# Assignment
Would you please restate every record exactly as written?

# Data extract
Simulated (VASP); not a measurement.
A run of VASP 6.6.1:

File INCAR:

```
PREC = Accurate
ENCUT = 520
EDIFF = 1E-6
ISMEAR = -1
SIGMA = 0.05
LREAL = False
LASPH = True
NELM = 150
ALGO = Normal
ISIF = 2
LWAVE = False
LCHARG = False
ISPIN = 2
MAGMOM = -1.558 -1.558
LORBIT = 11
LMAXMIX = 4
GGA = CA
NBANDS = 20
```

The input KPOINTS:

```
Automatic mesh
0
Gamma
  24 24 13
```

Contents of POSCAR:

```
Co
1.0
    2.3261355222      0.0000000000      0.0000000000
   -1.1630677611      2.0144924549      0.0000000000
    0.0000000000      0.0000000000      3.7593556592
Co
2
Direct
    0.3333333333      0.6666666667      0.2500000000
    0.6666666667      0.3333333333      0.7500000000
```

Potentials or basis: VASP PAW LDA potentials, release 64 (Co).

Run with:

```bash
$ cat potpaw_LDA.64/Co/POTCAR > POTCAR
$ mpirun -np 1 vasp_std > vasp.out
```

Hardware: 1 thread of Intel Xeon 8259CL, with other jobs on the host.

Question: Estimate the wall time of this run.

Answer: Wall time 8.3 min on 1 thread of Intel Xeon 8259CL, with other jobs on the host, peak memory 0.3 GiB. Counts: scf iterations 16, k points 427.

# Result
Simulated (VASP); not a measurement.
A run of VASP 6.6.1:

File INCAR:

```
PREC = Accurate
ENCUT = 520
EDIFF = 1E-6
ISMEAR = -1
SIGMA = 0.05
LREAL = False
LASPH = True
NELM = 150
ALGO = Normal
ISIF = 2
LWAVE = False
LCHARG = False
ISPIN = 2
MAGMOM = -1.558 -1.558
LORBIT = 11
LMAXMIX = 4
GGA = CA
NBANDS = 20
```

The input KPOINTS:

```
Automatic mesh
0
Gamma
  24 24 13
```

Contents of POSCAR:

```
Co
1.0
    2.3261355222      0.0000000000      0.0000000000
   -1.1630677611      2.0144924549      0.0000000000
    0.0000000000      0.0000000000      3.7593556592
Co
2
Direct
    0.3333333333      0.6666666667      0.2500000000
    0.6666666667      0.3333333333      0.7500000000
```

Potentials or basis: VASP PAW LDA potentials, release 64 (Co).

Run with:

```bash
$ cat potpaw_LDA.64/Co/POTCAR > POTCAR
$ mpirun -np 1 vasp_std > vasp.out
```

Hardware: 1 thread of Intel Xeon 8259CL, with other jobs on the host.

Question: Estimate the wall time of this run.

Answer: Wall time 8.3 min on 1 thread of Intel Xeon 8259CL, with other jobs on the host, peak memory 0.3 GiB. Counts: scf iterations 16, k points 427.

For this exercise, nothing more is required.